[Assigned task] With the records below as your source, retype each line exactly from the top down to the line that contains "An adiabatic, constant-pressure", and include that line.

###

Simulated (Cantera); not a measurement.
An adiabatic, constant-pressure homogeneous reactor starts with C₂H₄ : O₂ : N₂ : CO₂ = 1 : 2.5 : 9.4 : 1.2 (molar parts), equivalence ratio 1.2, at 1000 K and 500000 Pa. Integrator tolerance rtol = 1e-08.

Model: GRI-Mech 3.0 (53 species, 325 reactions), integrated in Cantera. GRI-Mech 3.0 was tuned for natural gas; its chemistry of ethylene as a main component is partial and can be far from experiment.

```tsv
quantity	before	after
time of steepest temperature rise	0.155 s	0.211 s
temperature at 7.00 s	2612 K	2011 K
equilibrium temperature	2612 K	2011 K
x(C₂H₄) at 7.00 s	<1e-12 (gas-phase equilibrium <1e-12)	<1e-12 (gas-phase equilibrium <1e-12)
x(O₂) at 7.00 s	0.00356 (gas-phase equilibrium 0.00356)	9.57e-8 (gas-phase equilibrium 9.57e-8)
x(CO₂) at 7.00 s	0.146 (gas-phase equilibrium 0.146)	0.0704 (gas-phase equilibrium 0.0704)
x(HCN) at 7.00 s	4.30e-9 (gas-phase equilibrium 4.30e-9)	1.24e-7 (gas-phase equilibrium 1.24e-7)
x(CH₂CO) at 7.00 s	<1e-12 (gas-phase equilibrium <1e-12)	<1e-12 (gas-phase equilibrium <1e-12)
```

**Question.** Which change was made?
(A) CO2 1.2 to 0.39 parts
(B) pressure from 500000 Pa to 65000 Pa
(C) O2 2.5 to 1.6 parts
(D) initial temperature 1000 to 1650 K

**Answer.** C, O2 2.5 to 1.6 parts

###

[Answer box]
Simulated (Cantera); not a measurement.
An adiabatic, constant-pressure homogeneous reactor starts with C₂H₄ : O₂ : N₂ : CO₂ = 1 : 2.5 : 9.4 : 1.2 (molar parts), equivalence ratio 1.2, at 1000 K and 500000 Pa. Integrator tolerance rtol = 1e-08.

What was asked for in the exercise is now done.